::: RECORD EXCERPTS :::

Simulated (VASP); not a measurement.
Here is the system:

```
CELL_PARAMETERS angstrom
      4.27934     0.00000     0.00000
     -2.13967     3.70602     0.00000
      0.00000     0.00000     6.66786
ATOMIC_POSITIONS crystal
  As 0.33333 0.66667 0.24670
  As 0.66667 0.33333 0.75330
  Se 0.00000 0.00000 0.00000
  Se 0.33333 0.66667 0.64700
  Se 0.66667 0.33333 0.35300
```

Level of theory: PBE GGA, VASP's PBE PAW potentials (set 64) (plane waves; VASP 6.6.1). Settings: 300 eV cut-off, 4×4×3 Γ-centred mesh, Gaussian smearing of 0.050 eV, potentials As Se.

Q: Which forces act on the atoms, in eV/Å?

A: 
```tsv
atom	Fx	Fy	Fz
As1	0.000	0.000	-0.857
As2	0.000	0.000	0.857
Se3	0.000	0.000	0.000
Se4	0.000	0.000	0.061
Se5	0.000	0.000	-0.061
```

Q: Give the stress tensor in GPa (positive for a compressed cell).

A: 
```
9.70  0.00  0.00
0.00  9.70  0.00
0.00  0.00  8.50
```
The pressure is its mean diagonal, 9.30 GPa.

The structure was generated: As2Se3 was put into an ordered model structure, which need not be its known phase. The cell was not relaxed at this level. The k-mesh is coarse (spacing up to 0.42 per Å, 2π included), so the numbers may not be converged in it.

:::

Your answer should consist solely of the lines above from the line with "Q: Which forces act on the atoms, in eV/Å?" to the line with "The pressure is its mean diagonal, 9.30 GPa.", both included, reproduced exactly.

Q: Which forces act on the atoms, in eV/Å?

A: 
```tsv
atom	Fx	Fy	Fz
As1	0.000	0.000	-0.857
As2	0.000	0.000	0.857
Se3	0.000	0.000	0.000
Se4	0.000	0.000	0.061
Se5	0.000	0.000	-0.061
```

Q: Give the stress tensor in GPa (positive for a compressed cell).

A: 
```
9.70  0.00  0.00
0.00  9.70  0.00
0.00  0.00  8.50
```
The pressure is its mean diagonal, 9.30 GPa.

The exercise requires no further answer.